--
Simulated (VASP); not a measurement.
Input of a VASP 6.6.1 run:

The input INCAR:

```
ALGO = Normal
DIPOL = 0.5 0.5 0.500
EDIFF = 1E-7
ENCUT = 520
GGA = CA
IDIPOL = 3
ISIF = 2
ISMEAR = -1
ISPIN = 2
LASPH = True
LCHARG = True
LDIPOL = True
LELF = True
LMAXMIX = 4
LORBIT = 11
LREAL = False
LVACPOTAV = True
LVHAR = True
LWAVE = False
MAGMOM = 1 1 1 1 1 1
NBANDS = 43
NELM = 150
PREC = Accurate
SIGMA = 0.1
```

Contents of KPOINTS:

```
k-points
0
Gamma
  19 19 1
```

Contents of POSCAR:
--

ASSIGNED TASK –
Every entry must be printed again, exactly as it reads.

TASK ANSWER –
Simulated (VASP); not a measurement.
Input of a VASP 6.6.1 run:

The input INCAR:

```
ALGO = Normal
DIPOL = 0.5 0.5 0.500
EDIFF = 1E-7
ENCUT = 520
GGA = CA
IDIPOL = 3
ISIF = 2
ISMEAR = -1
ISPIN = 2
LASPH = True
LCHARG = True
LDIPOL = True
LELF = True
LMAXMIX = 4
LORBIT = 11
LREAL = False
LVACPOTAV = True
LVHAR = True
LWAVE = False
MAGMOM = 1 1 1 1 1 1
NBANDS = 43
NELM = 150
PREC = Accurate
SIGMA = 0.1
```

Contents of KPOINTS:

```
k-points
0
Gamma
  19 19 1
```

Contents of POSCAR:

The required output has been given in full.